-- PROVIDED INFORMATION follows --

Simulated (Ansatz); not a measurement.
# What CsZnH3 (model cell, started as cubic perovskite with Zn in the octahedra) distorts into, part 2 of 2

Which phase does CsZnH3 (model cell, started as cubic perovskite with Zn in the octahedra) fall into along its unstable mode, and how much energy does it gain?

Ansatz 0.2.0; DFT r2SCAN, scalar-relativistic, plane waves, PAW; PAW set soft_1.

-- PROVIDED INFORMATION concluded --

• **ACTION ITEM**:
Write the records out once more. Each line must match.

• **ANSWER BOX**:
Simulated (Ansatz); not a measurement.
# What CsZnH3 (model cell, started as cubic perovskite with Zn in the octahedra) distorts into, part 2 of 2

Which phase does CsZnH3 (model cell, started as cubic perovskite with Zn in the octahedra) fall into along its unstable mode, and how much energy does it gain?

Ansatz 0.2.0; DFT r2SCAN, scalar-relativistic, plane waves, PAW; PAW set soft_1.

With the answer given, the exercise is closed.